########

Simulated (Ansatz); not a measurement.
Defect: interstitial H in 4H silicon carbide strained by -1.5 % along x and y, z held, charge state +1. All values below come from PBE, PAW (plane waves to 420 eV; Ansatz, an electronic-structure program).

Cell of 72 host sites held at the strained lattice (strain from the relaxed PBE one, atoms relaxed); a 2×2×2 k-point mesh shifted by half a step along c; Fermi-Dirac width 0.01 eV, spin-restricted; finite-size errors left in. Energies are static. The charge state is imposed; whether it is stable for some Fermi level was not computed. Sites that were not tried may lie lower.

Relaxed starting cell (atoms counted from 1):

########

**WORK ITEM**
Your reply must contain each entry, reproduced exactly.

**ANSWER SECTION**
Simulated (Ansatz); not a measurement.
Defect: interstitial H in 4H silicon carbide strained by -1.5 % along x and y, z held, charge state +1. All values below come from PBE, PAW (plane waves to 420 eV; Ansatz, an electronic-structure program).

Cell of 72 host sites held at the strained lattice (strain from the relaxed PBE one, atoms relaxed); a 2×2×2 k-point mesh shifted by half a step along c; Fermi-Dirac width 0.01 eV, spin-restricted; finite-size errors left in. Energies are static. The charge state is imposed; whether it is stable for some Fermi level was not computed. Sites that were not tried may lie lower.

Relaxed starting cell (atoms counted from 1):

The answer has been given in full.